_Material shown_
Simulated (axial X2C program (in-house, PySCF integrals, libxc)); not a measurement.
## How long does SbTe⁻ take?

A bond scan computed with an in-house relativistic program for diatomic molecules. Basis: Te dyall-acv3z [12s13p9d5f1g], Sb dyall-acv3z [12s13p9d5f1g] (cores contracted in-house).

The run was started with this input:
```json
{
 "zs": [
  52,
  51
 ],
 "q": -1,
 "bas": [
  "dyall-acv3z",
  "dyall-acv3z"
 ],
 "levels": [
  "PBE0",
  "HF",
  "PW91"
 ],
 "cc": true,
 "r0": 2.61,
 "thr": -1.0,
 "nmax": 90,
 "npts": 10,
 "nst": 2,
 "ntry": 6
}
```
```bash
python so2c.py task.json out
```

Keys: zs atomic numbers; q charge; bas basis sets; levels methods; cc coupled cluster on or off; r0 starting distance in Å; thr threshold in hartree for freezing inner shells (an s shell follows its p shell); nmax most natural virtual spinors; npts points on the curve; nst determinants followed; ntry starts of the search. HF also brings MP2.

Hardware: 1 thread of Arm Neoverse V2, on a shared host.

_Assignment_
Using the entries shown above, reproduce verbatim the lines from the line bearing "A bond scan" to the line bearing "Keys: zs atomic", inclusive.

_Solution_
A bond scan computed with an in-house relativistic program for diatomic molecules. Basis: Te dyall-acv3z [12s13p9d5f1g], Sb dyall-acv3z [12s13p9d5f1g] (cores contracted in-house).

The run was started with this input:
```json
{
 "zs": [
  52,
  51
 ],
 "q": -1,
 "bas": [
  "dyall-acv3z",
  "dyall-acv3z"
 ],
 "levels": [
  "PBE0",
  "HF",
  "PW91"
 ],
 "cc": true,
 "r0": 2.61,
 "thr": -1.0,
 "nmax": 90,
 "npts": 10,
 "nst": 2,
 "ntry": 6
}
```
```bash
python so2c.py task.json out
```

Keys: zs atomic numbers; q charge; bas basis sets; levels methods; cc coupled cluster on or off; r0 starting distance in Å; thr threshold in hartree for freezing inner shells (an s shell follows its p shell); nmax most natural virtual spinors; npts points on the curve; nst determinants followed; ntry starts of the search. HF also brings MP2.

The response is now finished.